» **EXTRACTED ENTRIES**:
※ ※ ※
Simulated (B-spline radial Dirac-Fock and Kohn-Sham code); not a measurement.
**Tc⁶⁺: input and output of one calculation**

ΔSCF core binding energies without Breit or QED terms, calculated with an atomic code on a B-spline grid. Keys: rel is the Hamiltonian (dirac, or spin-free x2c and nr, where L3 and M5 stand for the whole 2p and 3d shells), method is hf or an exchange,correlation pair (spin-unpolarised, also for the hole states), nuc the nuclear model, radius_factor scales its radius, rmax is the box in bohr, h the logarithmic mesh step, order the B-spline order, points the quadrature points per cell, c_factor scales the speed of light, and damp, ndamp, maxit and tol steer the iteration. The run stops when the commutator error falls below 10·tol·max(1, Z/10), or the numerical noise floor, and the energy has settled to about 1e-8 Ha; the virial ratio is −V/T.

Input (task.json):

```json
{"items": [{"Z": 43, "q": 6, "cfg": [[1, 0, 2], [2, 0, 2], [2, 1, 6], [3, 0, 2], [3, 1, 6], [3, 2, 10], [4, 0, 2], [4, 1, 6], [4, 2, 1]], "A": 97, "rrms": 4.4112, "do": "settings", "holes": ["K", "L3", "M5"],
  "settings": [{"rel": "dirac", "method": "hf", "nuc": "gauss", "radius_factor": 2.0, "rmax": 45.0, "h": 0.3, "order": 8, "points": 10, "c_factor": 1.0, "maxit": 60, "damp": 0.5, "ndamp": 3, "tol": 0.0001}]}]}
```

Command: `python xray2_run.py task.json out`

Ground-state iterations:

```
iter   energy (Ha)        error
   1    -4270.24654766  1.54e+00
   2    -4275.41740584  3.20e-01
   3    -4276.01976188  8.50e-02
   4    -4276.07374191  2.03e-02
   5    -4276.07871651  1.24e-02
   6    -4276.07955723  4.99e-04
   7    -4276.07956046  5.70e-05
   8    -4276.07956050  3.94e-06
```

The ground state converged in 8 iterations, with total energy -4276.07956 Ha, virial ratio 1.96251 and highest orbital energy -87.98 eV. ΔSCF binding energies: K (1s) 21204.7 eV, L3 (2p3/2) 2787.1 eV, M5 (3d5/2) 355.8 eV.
※ ※ ※

» **ACTION ITEM**:
Look above and return each line of the records exactly, from the very first through the line with "of one calculation**", both included.

» **YOUR RESPONSE**:
Simulated (B-spline radial Dirac-Fock and Kohn-Sham code); not a measurement.
**Tc⁶⁺: input and output of one calculation**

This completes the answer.